■ Provided records
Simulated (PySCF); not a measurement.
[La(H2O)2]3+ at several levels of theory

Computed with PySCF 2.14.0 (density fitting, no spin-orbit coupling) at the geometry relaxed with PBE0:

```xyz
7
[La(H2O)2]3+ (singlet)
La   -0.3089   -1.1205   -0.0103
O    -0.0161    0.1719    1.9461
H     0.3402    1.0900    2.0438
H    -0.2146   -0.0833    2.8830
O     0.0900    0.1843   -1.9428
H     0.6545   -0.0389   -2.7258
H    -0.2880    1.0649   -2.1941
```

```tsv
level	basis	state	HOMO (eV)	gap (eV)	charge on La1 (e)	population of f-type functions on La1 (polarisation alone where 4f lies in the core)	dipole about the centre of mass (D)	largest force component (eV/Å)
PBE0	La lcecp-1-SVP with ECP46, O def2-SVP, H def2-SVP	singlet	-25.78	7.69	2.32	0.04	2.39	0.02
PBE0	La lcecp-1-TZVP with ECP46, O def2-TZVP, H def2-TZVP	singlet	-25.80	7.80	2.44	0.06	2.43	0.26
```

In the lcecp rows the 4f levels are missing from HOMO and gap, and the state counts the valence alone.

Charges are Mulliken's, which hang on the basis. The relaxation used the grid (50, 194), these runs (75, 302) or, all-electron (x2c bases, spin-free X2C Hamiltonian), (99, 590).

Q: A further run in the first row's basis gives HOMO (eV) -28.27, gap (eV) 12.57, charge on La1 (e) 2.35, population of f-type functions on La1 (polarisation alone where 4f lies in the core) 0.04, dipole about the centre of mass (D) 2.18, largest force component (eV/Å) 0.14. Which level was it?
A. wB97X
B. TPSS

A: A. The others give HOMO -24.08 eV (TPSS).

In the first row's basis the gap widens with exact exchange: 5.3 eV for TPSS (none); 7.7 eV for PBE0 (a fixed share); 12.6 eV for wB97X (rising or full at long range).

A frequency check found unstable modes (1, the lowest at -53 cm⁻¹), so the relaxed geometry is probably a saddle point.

■ Required action
Up to and including the line containing "A: A. The others give HOMO -24.08 eV (TPSS).", please write out the listing exactly, starting from its first line.

■ Exercise answer
Simulated (PySCF); not a measurement.
[La(H2O)2]3+ at several levels of theory

Computed with PySCF 2.14.0 (density fitting, no spin-orbit coupling) at the geometry relaxed with PBE0:

```xyz
7
[La(H2O)2]3+ (singlet)
La   -0.3089   -1.1205   -0.0103
O    -0.0161    0.1719    1.9461
H     0.3402    1.0900    2.0438
H    -0.2146   -0.0833    2.8830
O     0.0900    0.1843   -1.9428
H     0.6545   -0.0389   -2.7258
H    -0.2880    1.0649   -2.1941
```

```tsv
level	basis	state	HOMO (eV)	gap (eV)	charge on La1 (e)	population of f-type functions on La1 (polarisation alone where 4f lies in the core)	dipole about the centre of mass (D)	largest force component (eV/Å)
PBE0	La lcecp-1-SVP with ECP46, O def2-SVP, H def2-SVP	singlet	-25.78	7.69	2.32	0.04	2.39	0.02
PBE0	La lcecp-1-TZVP with ECP46, O def2-TZVP, H def2-TZVP	singlet	-25.80	7.80	2.44	0.06	2.43	0.26
```

In the lcecp rows the 4f levels are missing from HOMO and gap, and the state counts the valence alone.

Charges are Mulliken's, which hang on the basis. The relaxation used the grid (50, 194), these runs (75, 302) or, all-electron (x2c bases, spin-free X2C Hamiltonian), (99, 590).

Q: A further run in the first row's basis gives HOMO (eV) -28.27, gap (eV) 12.57, charge on La1 (e) 2.35, population of f-type functions on La1 (polarisation alone where 4f lies in the core) 0.04, dipole about the centre of mass (D) 2.18, largest force component (eV/Å) 0.14. Which level was it?
A. wB97X
B. TPSS

A: A. The others give HOMO -24.08 eV (TPSS).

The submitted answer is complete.